--- INFORMATION Enclosed Below ---
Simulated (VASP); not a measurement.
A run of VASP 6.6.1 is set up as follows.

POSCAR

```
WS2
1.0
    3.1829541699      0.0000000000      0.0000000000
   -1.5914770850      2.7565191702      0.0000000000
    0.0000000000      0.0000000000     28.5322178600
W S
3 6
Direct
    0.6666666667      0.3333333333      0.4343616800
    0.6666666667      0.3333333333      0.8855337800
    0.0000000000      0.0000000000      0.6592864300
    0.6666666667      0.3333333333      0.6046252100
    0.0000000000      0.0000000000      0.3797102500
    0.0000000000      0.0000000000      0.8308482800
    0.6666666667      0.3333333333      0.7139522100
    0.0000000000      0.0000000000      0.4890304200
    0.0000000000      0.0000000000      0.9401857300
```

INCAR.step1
--- End of Enclosed INFORMATION ---

The complete listing must be reproduced exactly as written.

Simulated (VASP); not a measurement.
A run of VASP 6.6.1 is set up as follows.

POSCAR

```
WS2
1.0
    3.1829541699      0.0000000000      0.0000000000
   -1.5914770850      2.7565191702      0.0000000000
    0.0000000000      0.0000000000     28.5322178600
W S
3 6
Direct
    0.6666666667      0.3333333333      0.4343616800
    0.6666666667      0.3333333333      0.8855337800
    0.0000000000      0.0000000000      0.6592864300
    0.6666666667      0.3333333333      0.6046252100
    0.0000000000      0.0000000000      0.3797102500
    0.0000000000      0.0000000000      0.8308482800
    0.6666666667      0.3333333333      0.7139522100
    0.0000000000      0.0000000000      0.4890304200
    0.0000000000      0.0000000000      0.9401857300
```

INCAR.step1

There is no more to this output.